### Task item:
Copy the lines below verbatim. Begin with the first and end with the line containing "Solution. Band gap".

### Data extracts:
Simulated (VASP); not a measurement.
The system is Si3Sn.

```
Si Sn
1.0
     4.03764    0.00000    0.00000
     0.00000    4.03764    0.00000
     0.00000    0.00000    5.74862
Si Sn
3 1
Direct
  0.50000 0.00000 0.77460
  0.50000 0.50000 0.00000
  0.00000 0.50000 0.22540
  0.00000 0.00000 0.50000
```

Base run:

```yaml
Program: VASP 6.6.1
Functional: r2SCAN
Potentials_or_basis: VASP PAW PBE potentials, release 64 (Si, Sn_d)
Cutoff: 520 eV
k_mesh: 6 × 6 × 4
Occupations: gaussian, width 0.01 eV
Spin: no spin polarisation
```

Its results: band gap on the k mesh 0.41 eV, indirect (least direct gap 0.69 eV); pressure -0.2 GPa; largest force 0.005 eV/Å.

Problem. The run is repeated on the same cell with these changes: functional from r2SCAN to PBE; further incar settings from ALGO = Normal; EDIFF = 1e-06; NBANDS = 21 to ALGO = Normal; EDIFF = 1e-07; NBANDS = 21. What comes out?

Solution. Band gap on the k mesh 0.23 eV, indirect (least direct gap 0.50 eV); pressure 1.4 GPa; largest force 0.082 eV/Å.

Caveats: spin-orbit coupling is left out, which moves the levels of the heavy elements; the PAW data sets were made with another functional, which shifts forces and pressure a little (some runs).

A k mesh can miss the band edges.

### Result:
Simulated (VASP); not a measurement.
The system is Si3Sn.

```
Si Sn
1.0
     4.03764    0.00000    0.00000
     0.00000    4.03764    0.00000
     0.00000    0.00000    5.74862
Si Sn
3 1
Direct
  0.50000 0.00000 0.77460
  0.50000 0.50000 0.00000
  0.00000 0.50000 0.22540
  0.00000 0.00000 0.50000
```

Base run:

```yaml
Program: VASP 6.6.1
Functional: r2SCAN
Potentials_or_basis: VASP PAW PBE potentials, release 64 (Si, Sn_d)
Cutoff: 520 eV
k_mesh: 6 × 6 × 4
Occupations: gaussian, width 0.01 eV
Spin: no spin polarisation
```

Its results: band gap on the k mesh 0.41 eV, indirect (least direct gap 0.69 eV); pressure -0.2 GPa; largest force 0.005 eV/Å.

Problem. The run is repeated on the same cell with these changes: functional from r2SCAN to PBE; further incar settings from ALGO = Normal; EDIFF = 1e-06; NBANDS = 21 to ALGO = Normal; EDIFF = 1e-07; NBANDS = 21. What comes out?

Solution. Band gap on the k mesh 0.23 eV, indirect (least direct gap 0.50 eV); pressure 1.4 GPa; largest force 0.082 eV/Å.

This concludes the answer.